## Action item
Copy out all of the entries exactly as they appear.

···
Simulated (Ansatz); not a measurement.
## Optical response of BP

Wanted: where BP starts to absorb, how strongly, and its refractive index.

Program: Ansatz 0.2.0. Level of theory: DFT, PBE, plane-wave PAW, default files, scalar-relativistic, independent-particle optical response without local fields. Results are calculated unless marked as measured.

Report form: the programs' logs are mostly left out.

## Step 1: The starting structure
···

## Answer space
Simulated (Ansatz); not a measurement.
## Optical response of BP

Wanted: where BP starts to absorb, how strongly, and its refractive index.

Program: Ansatz 0.2.0. Level of theory: DFT, PBE, plane-wave PAW, default files, scalar-relativistic, independent-particle optical response without local fields. Results are calculated unless marked as measured.

Report form: the programs' logs are mostly left out.

## Step 1: The starting structure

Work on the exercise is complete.